◆ Work instruction
In the listing below, find the line holding "Measured, for comparison: equilibrium" and the line holding "Static lattice: no". Write out those two lines and all lines between, exactly, and nothing more.

Information supplied Block Start

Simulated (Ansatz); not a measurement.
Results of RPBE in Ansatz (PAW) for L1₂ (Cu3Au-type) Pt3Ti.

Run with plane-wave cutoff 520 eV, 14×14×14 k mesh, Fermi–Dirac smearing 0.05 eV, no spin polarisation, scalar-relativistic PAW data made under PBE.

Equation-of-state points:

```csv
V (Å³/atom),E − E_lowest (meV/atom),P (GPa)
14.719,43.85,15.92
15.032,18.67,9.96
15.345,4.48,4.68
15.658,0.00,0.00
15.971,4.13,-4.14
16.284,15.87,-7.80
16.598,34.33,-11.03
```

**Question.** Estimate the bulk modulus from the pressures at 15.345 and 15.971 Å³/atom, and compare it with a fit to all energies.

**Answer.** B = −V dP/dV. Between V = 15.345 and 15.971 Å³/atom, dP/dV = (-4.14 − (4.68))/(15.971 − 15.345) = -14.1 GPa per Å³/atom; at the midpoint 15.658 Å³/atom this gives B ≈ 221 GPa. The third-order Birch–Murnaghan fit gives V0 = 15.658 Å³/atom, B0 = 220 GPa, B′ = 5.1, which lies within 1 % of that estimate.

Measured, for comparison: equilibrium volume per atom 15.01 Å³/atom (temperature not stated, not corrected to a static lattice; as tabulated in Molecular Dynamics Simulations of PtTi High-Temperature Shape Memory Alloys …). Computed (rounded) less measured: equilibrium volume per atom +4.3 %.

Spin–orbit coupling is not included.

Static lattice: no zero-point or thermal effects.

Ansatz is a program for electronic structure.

Information supplied Block End

◆ Task response
Measured, for comparison: equilibrium volume per atom 15.01 Å³/atom (temperature not stated, not corrected to a static lattice; as tabulated in Molecular Dynamics Simulations of PtTi High-Temperature Shape Memory Alloys …). Computed (rounded) less measured: equilibrium volume per atom +4.3 %.

Spin–orbit coupling is not included.

Static lattice: no zero-point or thermal effects.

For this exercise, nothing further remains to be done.